++++++++

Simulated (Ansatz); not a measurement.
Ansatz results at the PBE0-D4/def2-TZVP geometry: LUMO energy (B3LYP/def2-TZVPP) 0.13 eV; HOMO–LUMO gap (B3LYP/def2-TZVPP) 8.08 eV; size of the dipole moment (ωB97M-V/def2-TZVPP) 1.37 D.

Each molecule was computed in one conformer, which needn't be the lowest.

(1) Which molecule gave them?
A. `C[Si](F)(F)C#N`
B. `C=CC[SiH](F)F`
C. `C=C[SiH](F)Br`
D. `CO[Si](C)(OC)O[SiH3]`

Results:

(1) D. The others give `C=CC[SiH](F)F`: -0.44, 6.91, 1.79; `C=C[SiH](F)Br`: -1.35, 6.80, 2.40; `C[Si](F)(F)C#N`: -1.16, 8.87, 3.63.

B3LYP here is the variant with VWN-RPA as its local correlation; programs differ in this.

++++++++

* [REQUIREMENT]: Return only the lines between the one holding "(1) Which molecule gave them?" and the one holding "(1) D. The others", inclusive, exactly as they appear above.

* [EXPECTED ANSWER]:
(1) Which molecule gave them?
A. `C[Si](F)(F)C#N`
B. `C=CC[SiH](F)F`
C. `C=C[SiH](F)Br`
D. `CO[Si](C)(OC)O[SiH3]`

Results:

(1) D. The others give `C=CC[SiH](F)F`: -0.44, 6.91, 1.79; `C=C[SiH](F)Br`: -1.35, 6.80, 2.40; `C[Si](F)(F)C#N`: -1.16, 8.87, 3.63.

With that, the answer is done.